--- Data shown Enclosed Below ---

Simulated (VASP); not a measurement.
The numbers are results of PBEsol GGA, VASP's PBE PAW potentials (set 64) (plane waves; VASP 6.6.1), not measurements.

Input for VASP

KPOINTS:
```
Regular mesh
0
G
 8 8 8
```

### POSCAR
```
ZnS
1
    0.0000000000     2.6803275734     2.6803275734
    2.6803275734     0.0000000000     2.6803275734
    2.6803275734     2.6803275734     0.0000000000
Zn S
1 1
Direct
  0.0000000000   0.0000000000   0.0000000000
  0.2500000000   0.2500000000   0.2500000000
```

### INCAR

--- End of Enclosed Data shown ---

Work item:
In the answer, each line of the data must appear exactly as written.

Task solution:
Simulated (VASP); not a measurement.
The numbers are results of PBEsol GGA, VASP's PBE PAW potentials (set 64) (plane waves; VASP 6.6.1), not measurements.

Input for VASP

KPOINTS:
```
Regular mesh
0
G
 8 8 8
```

### POSCAR
```
ZnS
1
    0.0000000000     2.6803275734     2.6803275734
    2.6803275734     0.0000000000     2.6803275734
    2.6803275734     2.6803275734     0.0000000000
Zn S
1 1
Direct
  0.0000000000   0.0000000000   0.0000000000
  0.2500000000   0.2500000000   0.2500000000
```

### INCAR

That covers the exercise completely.